============================================================

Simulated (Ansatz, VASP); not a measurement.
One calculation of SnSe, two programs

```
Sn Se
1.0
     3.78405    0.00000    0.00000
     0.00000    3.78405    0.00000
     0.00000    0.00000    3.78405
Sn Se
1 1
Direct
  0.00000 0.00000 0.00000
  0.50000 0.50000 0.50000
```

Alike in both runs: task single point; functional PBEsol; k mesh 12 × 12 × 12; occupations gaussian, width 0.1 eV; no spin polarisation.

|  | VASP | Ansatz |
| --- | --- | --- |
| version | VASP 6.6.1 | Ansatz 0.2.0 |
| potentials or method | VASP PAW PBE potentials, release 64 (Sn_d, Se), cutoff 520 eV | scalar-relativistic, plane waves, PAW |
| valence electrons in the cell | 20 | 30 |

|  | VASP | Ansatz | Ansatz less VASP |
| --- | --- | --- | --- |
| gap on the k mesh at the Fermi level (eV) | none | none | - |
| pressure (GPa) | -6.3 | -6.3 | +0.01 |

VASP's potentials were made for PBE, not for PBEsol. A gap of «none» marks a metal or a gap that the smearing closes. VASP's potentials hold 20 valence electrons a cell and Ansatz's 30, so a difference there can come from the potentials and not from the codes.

============================================================

### Assignment
From the entries above, write out only the lines starting at the line that holds "none | none | - |" and ending at the line that holds "-6.3 | +0.01 |", keeping both and matching them exactly.

### Exercise answer
| gap on the k mesh at the Fermi level (eV) | none | none | - |
| pressure (GPa) | -6.3 | -6.3 | +0.01 |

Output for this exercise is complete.